▸ **Data under study**:
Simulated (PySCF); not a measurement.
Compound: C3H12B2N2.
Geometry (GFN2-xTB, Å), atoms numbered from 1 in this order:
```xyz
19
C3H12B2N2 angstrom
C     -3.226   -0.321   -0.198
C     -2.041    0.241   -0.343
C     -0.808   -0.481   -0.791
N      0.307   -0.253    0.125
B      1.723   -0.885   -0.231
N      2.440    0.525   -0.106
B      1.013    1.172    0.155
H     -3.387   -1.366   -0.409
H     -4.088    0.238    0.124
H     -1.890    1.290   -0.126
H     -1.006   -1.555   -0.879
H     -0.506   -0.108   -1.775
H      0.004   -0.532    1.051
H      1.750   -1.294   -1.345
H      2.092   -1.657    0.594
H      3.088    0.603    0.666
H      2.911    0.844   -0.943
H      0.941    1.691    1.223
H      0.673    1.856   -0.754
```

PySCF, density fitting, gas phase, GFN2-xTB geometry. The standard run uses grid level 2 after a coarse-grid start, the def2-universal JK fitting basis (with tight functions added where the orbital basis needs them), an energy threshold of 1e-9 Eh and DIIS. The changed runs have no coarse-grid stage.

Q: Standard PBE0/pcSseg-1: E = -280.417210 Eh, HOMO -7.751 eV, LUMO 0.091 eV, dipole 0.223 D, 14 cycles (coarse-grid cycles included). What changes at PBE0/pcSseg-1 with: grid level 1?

▸ **Assignment**: Of the lines above, extract only those from the line with "Compound: C3H12B2N2." to the line with "PySCF, density fitting, gas", both included, exactly as written.

▸ **Written reply**:
Compound: C3H12B2N2.
Geometry (GFN2-xTB, Å), atoms numbered from 1 in this order:
```xyz
19
C3H12B2N2 angstrom
C     -3.226   -0.321   -0.198
C     -2.041    0.241   -0.343
C     -0.808   -0.481   -0.791
N      0.307   -0.253    0.125
B      1.723   -0.885   -0.231
N      2.440    0.525   -0.106
B      1.013    1.172    0.155
H     -3.387   -1.366   -0.409
H     -4.088    0.238    0.124
H     -1.890    1.290   -0.126
H     -1.006   -1.555   -0.879
H     -0.506   -0.108   -1.775
H      0.004   -0.532    1.051
H      1.750   -1.294   -1.345
H      2.092   -1.657    0.594
H      3.088    0.603    0.666
H      2.911    0.844   -0.943
H      0.941    1.691    1.223
H      0.673    1.856   -0.754
```

PySCF, density fitting, gas phase, GFN2-xTB geometry. The standard run uses grid level 2 after a coarse-grid start, the def2-universal JK fitting basis (with tight functions added where the orbital basis needs them), an energy threshold of 1e-9 Eh and DIIS. The changed runs have no coarse-grid stage.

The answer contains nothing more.